### Work instruction
Repeat the records. Match each character exactly.

════════════════════
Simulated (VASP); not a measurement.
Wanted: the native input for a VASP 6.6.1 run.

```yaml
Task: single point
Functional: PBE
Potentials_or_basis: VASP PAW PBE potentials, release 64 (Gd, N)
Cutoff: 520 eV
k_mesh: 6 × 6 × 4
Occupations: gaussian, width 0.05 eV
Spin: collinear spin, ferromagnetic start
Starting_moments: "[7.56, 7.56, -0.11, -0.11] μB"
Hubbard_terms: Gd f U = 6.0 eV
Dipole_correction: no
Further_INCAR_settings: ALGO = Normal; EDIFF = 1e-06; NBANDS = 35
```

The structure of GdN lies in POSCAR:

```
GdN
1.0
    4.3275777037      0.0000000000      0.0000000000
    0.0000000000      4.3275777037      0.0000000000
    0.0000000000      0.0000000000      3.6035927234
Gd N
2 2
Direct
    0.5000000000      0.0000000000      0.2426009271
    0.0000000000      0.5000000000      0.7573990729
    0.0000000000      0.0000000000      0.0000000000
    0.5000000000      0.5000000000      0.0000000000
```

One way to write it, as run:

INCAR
════════════════════

### Exercise response
Simulated (VASP); not a measurement.
Wanted: the native input for a VASP 6.6.1 run.

```yaml
Task: single point
Functional: PBE
Potentials_or_basis: VASP PAW PBE potentials, release 64 (Gd, N)
Cutoff: 520 eV
k_mesh: 6 × 6 × 4
Occupations: gaussian, width 0.05 eV
Spin: collinear spin, ferromagnetic start
Starting_moments: "[7.56, 7.56, -0.11, -0.11] μB"
Hubbard_terms: Gd f U = 6.0 eV
Dipole_correction: no
Further_INCAR_settings: ALGO = Normal; EDIFF = 1e-06; NBANDS = 35
```

The structure of GdN lies in POSCAR:

```
GdN
1.0
    4.3275777037      0.0000000000      0.0000000000
    0.0000000000      4.3275777037      0.0000000000
    0.0000000000      0.0000000000      3.6035927234
Gd N
2 2
Direct
    0.5000000000      0.0000000000      0.2426009271
    0.0000000000      0.5000000000      0.7573990729
    0.0000000000      0.0000000000      0.0000000000
    0.5000000000      0.5000000000      0.0000000000
```

One way to write it, as run:

INCAR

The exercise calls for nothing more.